ACTIVITY -
Return all the entries below exactly as they were given.

↓↓↓
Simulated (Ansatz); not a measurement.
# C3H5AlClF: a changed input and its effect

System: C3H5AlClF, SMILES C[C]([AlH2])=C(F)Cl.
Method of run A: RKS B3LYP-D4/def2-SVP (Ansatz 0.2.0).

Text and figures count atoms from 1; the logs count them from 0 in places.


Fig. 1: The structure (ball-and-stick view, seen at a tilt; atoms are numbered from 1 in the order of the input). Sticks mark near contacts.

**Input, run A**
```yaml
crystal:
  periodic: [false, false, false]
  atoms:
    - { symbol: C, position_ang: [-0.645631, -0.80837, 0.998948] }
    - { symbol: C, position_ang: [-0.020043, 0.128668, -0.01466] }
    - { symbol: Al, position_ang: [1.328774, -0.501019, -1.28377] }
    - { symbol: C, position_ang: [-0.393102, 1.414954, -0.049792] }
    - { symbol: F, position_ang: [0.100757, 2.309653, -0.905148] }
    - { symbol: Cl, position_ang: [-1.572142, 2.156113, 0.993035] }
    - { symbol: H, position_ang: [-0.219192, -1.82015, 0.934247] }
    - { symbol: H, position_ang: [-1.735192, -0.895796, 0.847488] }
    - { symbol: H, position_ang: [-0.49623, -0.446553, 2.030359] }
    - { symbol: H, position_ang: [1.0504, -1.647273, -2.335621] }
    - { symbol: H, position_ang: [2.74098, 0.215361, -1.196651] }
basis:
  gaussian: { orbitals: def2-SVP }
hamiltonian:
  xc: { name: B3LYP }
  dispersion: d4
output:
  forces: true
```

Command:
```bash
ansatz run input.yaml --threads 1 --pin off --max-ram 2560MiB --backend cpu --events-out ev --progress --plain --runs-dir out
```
↑↑↑

SOLUTION -
Simulated (Ansatz); not a measurement.
# C3H5AlClF: a changed input and its effect

System: C3H5AlClF, SMILES C[C]([AlH2])=C(F)Cl.
Method of run A: RKS B3LYP-D4/def2-SVP (Ansatz 0.2.0).

Text and figures count atoms from 1; the logs count them from 0 in places.


Fig. 1: The structure (ball-and-stick view, seen at a tilt; atoms are numbered from 1 in the order of the input). Sticks mark near contacts.

**Input, run A**
```yaml
crystal:
  periodic: [false, false, false]
  atoms:
    - { symbol: C, position_ang: [-0.645631, -0.80837, 0.998948] }
    - { symbol: C, position_ang: [-0.020043, 0.128668, -0.01466] }
    - { symbol: Al, position_ang: [1.328774, -0.501019, -1.28377] }
    - { symbol: C, position_ang: [-0.393102, 1.414954, -0.049792] }
    - { symbol: F, position_ang: [0.100757, 2.309653, -0.905148] }
    - { symbol: Cl, position_ang: [-1.572142, 2.156113, 0.993035] }
    - { symbol: H, position_ang: [-0.219192, -1.82015, 0.934247] }
    - { symbol: H, position_ang: [-1.735192, -0.895796, 0.847488] }
    - { symbol: H, position_ang: [-0.49623, -0.446553, 2.030359] }
    - { symbol: H, position_ang: [1.0504, -1.647273, -2.335621] }
    - { symbol: H, position_ang: [2.74098, 0.215361, -1.196651] }
basis:
  gaussian: { orbitals: def2-SVP }
hamiltonian:
  xc: { name: B3LYP }
  dispersion: d4
output:
  forces: true
```

Command:
```bash
ansatz run input.yaml --threads 1 --pin off --max-ram 2560MiB --backend cpu --events-out ev --progress --plain --runs-dir out
```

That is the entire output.